- _WORK TASK_
The records that follow are to be transcribed word for word.

•••••

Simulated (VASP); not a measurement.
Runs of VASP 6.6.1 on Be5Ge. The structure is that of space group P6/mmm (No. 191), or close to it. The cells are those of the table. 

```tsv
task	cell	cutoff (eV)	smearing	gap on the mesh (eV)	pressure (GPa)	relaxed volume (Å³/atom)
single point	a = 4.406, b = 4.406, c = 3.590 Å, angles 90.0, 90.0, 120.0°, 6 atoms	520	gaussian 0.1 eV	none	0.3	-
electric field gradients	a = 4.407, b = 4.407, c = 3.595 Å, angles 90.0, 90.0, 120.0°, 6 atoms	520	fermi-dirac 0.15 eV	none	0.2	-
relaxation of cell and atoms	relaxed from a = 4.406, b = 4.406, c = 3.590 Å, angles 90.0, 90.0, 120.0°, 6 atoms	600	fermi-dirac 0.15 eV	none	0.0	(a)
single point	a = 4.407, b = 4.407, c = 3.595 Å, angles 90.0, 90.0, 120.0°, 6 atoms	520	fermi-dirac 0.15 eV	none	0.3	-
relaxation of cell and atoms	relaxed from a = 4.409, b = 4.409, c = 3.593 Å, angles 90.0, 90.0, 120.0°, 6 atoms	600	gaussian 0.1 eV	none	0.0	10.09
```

•••••

- _ANSWER BOX_
Simulated (VASP); not a measurement.
Runs of VASP 6.6.1 on Be5Ge. The structure is that of space group P6/mmm (No. 191), or close to it. The cells are those of the table. 

```tsv
task	cell	cutoff (eV)	smearing	gap on the mesh (eV)	pressure (GPa)	relaxed volume (Å³/atom)
single point	a = 4.406, b = 4.406, c = 3.590 Å, angles 90.0, 90.0, 120.0°, 6 atoms	520	gaussian 0.1 eV	none	0.3	-
electric field gradients	a = 4.407, b = 4.407, c = 3.595 Å, angles 90.0, 90.0, 120.0°, 6 atoms	520	fermi-dirac 0.15 eV	none	0.2	-
relaxation of cell and atoms	relaxed from a = 4.406, b = 4.406, c = 3.590 Å, angles 90.0, 90.0, 120.0°, 6 atoms	600	fermi-dirac 0.15 eV	none	0.0	(a)
single point	a = 4.407, b = 4.407, c = 3.595 Å, angles 90.0, 90.0, 120.0°, 6 atoms	520	fermi-dirac 0.15 eV	none	0.3	-
relaxation of cell and atoms	relaxed from a = 4.409, b = 4.409, c = 3.593 Å, angles 90.0, 90.0, 120.0°, 6 atoms	600	gaussian 0.1 eV	none	0.0	10.09
```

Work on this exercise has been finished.